▶ _DATASET RECORDS_:
▽
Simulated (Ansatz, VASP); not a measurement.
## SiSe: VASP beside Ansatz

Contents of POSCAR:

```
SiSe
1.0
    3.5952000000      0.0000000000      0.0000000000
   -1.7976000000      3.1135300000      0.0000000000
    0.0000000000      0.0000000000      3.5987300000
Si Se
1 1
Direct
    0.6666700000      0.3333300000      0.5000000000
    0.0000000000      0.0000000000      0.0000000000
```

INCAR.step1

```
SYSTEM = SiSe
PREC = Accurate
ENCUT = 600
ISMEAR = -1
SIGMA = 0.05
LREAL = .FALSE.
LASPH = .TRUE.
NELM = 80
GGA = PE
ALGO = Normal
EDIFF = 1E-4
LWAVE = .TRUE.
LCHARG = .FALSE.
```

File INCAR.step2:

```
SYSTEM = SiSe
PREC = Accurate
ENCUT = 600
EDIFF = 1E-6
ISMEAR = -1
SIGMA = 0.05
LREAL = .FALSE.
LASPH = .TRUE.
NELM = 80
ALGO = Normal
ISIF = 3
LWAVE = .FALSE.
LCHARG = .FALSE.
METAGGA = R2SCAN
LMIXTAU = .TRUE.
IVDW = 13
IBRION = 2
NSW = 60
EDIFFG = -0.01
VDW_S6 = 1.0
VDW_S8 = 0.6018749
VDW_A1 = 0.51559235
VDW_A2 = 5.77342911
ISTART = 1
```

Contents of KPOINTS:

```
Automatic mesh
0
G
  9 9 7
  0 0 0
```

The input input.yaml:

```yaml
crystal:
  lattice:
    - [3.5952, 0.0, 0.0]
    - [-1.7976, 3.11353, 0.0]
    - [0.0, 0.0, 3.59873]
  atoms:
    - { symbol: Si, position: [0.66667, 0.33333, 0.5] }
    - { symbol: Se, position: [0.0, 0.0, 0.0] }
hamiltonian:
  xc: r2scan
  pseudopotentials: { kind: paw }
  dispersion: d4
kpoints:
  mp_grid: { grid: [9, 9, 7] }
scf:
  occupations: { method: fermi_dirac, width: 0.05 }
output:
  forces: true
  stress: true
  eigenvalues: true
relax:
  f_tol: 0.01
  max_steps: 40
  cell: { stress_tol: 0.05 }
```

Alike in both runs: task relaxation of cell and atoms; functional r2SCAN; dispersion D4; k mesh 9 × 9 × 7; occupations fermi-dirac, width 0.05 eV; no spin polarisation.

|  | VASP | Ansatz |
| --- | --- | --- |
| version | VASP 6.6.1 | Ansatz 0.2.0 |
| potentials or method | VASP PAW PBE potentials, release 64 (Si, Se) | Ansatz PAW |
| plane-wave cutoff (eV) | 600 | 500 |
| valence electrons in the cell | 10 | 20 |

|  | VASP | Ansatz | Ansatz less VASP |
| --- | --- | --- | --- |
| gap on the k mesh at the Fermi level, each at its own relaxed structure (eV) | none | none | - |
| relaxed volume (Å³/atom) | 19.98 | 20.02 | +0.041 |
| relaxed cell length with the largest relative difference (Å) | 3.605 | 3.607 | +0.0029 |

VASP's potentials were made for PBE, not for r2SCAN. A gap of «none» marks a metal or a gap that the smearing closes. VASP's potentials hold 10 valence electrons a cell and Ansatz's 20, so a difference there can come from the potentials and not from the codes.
△

▶ _WORK INSTRUCTION_: Give back the entries above exactly as they are, from their first line through the line that contains "3.607 | +0.0029 |", both included, with nothing else.

▶ _ANSWER AREA_:
Simulated (Ansatz, VASP); not a measurement.
## SiSe: VASP beside Ansatz

Contents of POSCAR:

```
SiSe
1.0
    3.5952000000      0.0000000000      0.0000000000
   -1.7976000000      3.1135300000      0.0000000000
    0.0000000000      0.0000000000      3.5987300000
Si Se
1 1
Direct
    0.6666700000      0.3333300000      0.5000000000
    0.0000000000      0.0000000000      0.0000000000
```

INCAR.step1

```
SYSTEM = SiSe
PREC = Accurate
ENCUT = 600
ISMEAR = -1
SIGMA = 0.05
LREAL = .FALSE.
LASPH = .TRUE.
NELM = 80
GGA = PE
ALGO = Normal
EDIFF = 1E-4
LWAVE = .TRUE.
LCHARG = .FALSE.
```

File INCAR.step2:

```
SYSTEM = SiSe
PREC = Accurate
ENCUT = 600
EDIFF = 1E-6
ISMEAR = -1
SIGMA = 0.05
LREAL = .FALSE.
LASPH = .TRUE.
NELM = 80
ALGO = Normal
ISIF = 3
LWAVE = .FALSE.
LCHARG = .FALSE.
METAGGA = R2SCAN
LMIXTAU = .TRUE.
IVDW = 13
IBRION = 2
NSW = 60
EDIFFG = -0.01
VDW_S6 = 1.0
VDW_S8 = 0.6018749
VDW_A1 = 0.51559235
VDW_A2 = 5.77342911
ISTART = 1
```

Contents of KPOINTS:

```
Automatic mesh
0
G
  9 9 7
  0 0 0
```

The input input.yaml:

```yaml
crystal:
  lattice:
    - [3.5952, 0.0, 0.0]
    - [-1.7976, 3.11353, 0.0]
    - [0.0, 0.0, 3.59873]
  atoms:
    - { symbol: Si, position: [0.66667, 0.33333, 0.5] }
    - { symbol: Se, position: [0.0, 0.0, 0.0] }
hamiltonian:
  xc: r2scan
  pseudopotentials: { kind: paw }
  dispersion: d4
kpoints:
  mp_grid: { grid: [9, 9, 7] }
scf:
  occupations: { method: fermi_dirac, width: 0.05 }
output:
  forces: true
  stress: true
  eigenvalues: true
relax:
  f_tol: 0.01
  max_steps: 40
  cell: { stress_tol: 0.05 }
```

Alike in both runs: task relaxation of cell and atoms; functional r2SCAN; dispersion D4; k mesh 9 × 9 × 7; occupations fermi-dirac, width 0.05 eV; no spin polarisation.

|  | VASP | Ansatz |
| --- | --- | --- |
| version | VASP 6.6.1 | Ansatz 0.2.0 |
| potentials or method | VASP PAW PBE potentials, release 64 (Si, Se) | Ansatz PAW |
| plane-wave cutoff (eV) | 600 | 500 |
| valence electrons in the cell | 10 | 20 |

|  | VASP | Ansatz | Ansatz less VASP |
| --- | --- | --- | --- |
| gap on the k mesh at the Fermi level, each at its own relaxed structure (eV) | none | none | - |
| relaxed volume (Å³/atom) | 19.98 | 20.02 | +0.041 |
| relaxed cell length with the largest relative difference (Å) | 3.605 | 3.607 | +0.0029 |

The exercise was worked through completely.